Brief. Go through the data underneath and copy every line exactly.

>>>>>

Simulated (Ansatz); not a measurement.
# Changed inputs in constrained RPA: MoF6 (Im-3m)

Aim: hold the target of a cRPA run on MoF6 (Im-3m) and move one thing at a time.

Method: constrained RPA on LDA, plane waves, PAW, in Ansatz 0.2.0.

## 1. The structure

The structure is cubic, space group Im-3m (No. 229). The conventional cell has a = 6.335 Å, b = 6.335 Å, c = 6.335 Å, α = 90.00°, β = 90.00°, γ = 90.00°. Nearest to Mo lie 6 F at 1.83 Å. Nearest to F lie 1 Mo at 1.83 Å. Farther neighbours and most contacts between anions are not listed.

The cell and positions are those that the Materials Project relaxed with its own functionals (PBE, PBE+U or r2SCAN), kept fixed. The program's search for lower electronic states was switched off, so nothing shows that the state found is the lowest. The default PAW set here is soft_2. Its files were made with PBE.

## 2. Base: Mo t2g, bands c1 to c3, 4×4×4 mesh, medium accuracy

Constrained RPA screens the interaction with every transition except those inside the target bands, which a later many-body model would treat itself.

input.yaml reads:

<<<<<

Response.
Simulated (Ansatz); not a measurement.
# Changed inputs in constrained RPA: MoF6 (Im-3m)

Aim: hold the target of a cRPA run on MoF6 (Im-3m) and move one thing at a time.

Method: constrained RPA on LDA, plane waves, PAW, in Ansatz 0.2.0.

## 1. The structure

The structure is cubic, space group Im-3m (No. 229). The conventional cell has a = 6.335 Å, b = 6.335 Å, c = 6.335 Å, α = 90.00°, β = 90.00°, γ = 90.00°. Nearest to Mo lie 6 F at 1.83 Å. Nearest to F lie 1 Mo at 1.83 Å. Farther neighbours and most contacts between anions are not listed.

The cell and positions are those that the Materials Project relaxed with its own functionals (PBE, PBE+U or r2SCAN), kept fixed. The program's search for lower electronic states was switched off, so nothing shows that the state found is the lowest. The default PAW set here is soft_2. Its files were made with PBE.

## 2. Base: Mo t2g, bands c1 to c3, 4×4×4 mesh, medium accuracy

Constrained RPA screens the interaction with every transition except those inside the target bands, which a later many-body model would treat itself.

input.yaml reads:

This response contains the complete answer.